Material supplied Start Marker
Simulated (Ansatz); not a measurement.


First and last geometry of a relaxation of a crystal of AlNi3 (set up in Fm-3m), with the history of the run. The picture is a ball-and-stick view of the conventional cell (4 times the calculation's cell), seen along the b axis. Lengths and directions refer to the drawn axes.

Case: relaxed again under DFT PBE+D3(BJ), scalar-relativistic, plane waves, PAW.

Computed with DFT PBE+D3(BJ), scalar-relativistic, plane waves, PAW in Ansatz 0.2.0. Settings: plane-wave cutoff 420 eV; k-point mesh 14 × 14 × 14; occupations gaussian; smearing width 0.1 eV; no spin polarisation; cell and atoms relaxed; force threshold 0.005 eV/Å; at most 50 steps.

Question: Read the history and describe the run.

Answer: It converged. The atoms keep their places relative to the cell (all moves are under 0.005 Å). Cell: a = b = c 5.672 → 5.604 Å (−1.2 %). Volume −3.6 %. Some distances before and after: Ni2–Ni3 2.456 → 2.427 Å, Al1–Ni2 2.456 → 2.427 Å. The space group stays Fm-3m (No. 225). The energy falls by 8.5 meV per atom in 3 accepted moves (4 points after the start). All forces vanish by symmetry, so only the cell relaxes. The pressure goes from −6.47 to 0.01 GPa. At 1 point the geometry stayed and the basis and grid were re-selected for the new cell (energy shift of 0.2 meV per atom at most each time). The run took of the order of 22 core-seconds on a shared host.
Material supplied End Marker

_Assigned task_
Ending with the line containing "Case: relaxed again", please print exactly the lines of the material above from its first line onward, and nothing else.

_Expected answer_
Simulated (Ansatz); not a measurement.


First and last geometry of a relaxation of a crystal of AlNi3 (set up in Fm-3m), with the history of the run. The picture is a ball-and-stick view of the conventional cell (4 times the calculation's cell), seen along the b axis. Lengths and directions refer to the drawn axes.

Case: relaxed again under DFT PBE+D3(BJ), scalar-relativistic, plane waves, PAW.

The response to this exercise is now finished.